Data extract below:
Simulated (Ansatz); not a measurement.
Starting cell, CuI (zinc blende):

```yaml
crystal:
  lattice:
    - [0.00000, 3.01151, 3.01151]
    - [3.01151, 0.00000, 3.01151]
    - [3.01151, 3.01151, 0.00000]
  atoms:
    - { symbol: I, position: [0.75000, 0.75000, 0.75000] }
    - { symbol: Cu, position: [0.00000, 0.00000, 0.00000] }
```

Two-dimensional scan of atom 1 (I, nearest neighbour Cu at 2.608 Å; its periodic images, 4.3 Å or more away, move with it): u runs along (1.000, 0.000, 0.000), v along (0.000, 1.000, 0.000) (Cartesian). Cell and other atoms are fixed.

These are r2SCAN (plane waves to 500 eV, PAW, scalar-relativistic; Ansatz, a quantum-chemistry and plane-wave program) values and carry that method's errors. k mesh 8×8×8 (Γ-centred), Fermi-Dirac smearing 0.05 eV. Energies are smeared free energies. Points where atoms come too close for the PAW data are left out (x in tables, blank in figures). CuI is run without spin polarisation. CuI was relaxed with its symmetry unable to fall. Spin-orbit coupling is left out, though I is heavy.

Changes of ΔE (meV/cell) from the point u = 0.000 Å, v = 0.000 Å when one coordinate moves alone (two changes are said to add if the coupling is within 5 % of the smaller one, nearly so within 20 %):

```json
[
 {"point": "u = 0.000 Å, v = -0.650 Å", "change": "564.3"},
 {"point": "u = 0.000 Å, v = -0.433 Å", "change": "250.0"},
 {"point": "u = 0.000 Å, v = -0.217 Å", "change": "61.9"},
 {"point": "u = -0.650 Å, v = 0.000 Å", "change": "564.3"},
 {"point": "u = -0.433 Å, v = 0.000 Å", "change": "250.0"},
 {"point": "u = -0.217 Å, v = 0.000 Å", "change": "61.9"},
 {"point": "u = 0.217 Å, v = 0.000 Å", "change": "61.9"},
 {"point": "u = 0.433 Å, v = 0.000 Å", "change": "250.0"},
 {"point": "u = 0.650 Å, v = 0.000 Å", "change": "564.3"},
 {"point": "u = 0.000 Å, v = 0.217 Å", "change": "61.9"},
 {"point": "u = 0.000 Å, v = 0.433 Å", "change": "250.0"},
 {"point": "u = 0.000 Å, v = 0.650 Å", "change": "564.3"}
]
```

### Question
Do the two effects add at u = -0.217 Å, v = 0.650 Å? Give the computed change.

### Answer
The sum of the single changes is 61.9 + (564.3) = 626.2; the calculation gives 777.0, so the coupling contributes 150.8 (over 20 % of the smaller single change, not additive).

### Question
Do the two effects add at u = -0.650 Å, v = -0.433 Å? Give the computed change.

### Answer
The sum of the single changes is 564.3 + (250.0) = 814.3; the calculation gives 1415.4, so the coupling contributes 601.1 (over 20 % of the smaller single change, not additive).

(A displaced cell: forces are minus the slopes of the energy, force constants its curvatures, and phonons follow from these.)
End of Data extract.

- [Work instruction] Of all the entries above, output exactly the lines between the one holding "Starting cell, CuI" and the one holding "These are r2SCAN", inclusive.

- [Written answer]
Starting cell, CuI (zinc blende):

```yaml
crystal:
  lattice:
    - [0.00000, 3.01151, 3.01151]
    - [3.01151, 0.00000, 3.01151]
    - [3.01151, 3.01151, 0.00000]
  atoms:
    - { symbol: I, position: [0.75000, 0.75000, 0.75000] }
    - { symbol: Cu, position: [0.00000, 0.00000, 0.00000] }
```

Two-dimensional scan of atom 1 (I, nearest neighbour Cu at 2.608 Å; its periodic images, 4.3 Å or more away, move with it): u runs along (1.000, 0.000, 0.000), v along (0.000, 1.000, 0.000) (Cartesian). Cell and other atoms are fixed.

These are r2SCAN (plane waves to 500 eV, PAW, scalar-relativistic; Ansatz, a quantum-chemistry and plane-wave program) values and carry that method's errors. k mesh 8×8×8 (Γ-centred), Fermi-Dirac smearing 0.05 eV. Energies are smeared free energies. Points where atoms come too close for the PAW data are left out (x in tables, blank in figures). CuI is run without spin polarisation. CuI was relaxed with its symmetry unable to fall. Spin-orbit coupling is left out, though I is heavy.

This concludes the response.